_Data section_:
--- START ---
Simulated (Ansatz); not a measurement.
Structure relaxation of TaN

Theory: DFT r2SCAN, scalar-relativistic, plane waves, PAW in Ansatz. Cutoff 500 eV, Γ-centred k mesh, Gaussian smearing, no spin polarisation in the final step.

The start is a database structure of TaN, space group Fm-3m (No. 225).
--- END ---

_Requirement_:
Print every line of the material above exactly.

_Solution_:
Simulated (Ansatz); not a measurement.
Structure relaxation of TaN

Theory: DFT r2SCAN, scalar-relativistic, plane waves, PAW in Ansatz. Cutoff 500 eV, Γ-centred k mesh, Gaussian smearing, no spin polarisation in the final step.

The start is a database structure of TaN, space group Fm-3m (No. 225).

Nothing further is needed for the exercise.